EXTRACTED MATERIAL: Begin

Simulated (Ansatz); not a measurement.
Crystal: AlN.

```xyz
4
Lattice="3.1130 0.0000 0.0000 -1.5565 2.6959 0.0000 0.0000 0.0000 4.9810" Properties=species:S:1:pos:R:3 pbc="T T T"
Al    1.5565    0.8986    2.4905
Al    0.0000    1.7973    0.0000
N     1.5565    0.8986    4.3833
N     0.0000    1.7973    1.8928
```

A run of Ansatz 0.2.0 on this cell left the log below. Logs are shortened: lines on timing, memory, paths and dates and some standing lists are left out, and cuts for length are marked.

EXTRACTED MATERIAL: End

▶ **ASSIGNED TASK**
All the data needs repeating. Return it exactly.

▶ **TASK ANSWER**
Simulated (Ansatz); not a measurement.
Crystal: AlN.

```xyz
4
Lattice="3.1130 0.0000 0.0000 -1.5565 2.6959 0.0000 0.0000 0.0000 4.9810" Properties=species:S:1:pos:R:3 pbc="T T T"
Al    1.5565    0.8986    2.4905
Al    0.0000    1.7973    0.0000
N     1.5565    0.8986    4.3833
N     0.0000    1.7973    1.8928
```

A run of Ansatz 0.2.0 on this cell left the log below. Logs are shortened: lines on timing, memory, paths and dates and some standing lists are left out, and cuts for length are marked.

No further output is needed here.